## WORK ORDER
Quote exactly and only this range of lines in the data below: the line that holds "no spin polarisation" to the line that holds "Hardware: 1 thread", both included.

**** AVAILABLE DATA ****
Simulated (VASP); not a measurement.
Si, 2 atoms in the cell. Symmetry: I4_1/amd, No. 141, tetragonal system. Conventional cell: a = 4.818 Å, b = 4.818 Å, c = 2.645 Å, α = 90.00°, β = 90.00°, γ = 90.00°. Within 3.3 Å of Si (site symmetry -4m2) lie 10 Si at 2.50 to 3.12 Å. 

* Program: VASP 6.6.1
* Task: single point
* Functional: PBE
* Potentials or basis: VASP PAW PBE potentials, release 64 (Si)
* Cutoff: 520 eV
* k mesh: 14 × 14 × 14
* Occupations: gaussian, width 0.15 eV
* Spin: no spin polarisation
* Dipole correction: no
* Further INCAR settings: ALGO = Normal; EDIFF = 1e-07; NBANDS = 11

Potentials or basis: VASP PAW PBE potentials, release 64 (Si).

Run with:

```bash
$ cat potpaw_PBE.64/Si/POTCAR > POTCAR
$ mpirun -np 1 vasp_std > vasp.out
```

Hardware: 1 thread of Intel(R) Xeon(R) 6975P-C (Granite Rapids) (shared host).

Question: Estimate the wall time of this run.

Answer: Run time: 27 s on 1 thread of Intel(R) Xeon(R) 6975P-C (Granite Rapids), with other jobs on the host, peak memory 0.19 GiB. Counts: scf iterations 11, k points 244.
****

## EXERCISE SOLUTION
* Spin: no spin polarisation
* Dipole correction: no
* Further INCAR settings: ALGO = Normal; EDIFF = 1e-07; NBANDS = 11

Potentials or basis: VASP PAW PBE potentials, release 64 (Si).

Run with:

```bash
$ cat potpaw_PBE.64/Si/POTCAR > POTCAR
$ mpirun -np 1 vasp_std > vasp.out
```

Hardware: 1 thread of Intel(R) Xeon(R) 6975P-C (Granite Rapids) (shared host).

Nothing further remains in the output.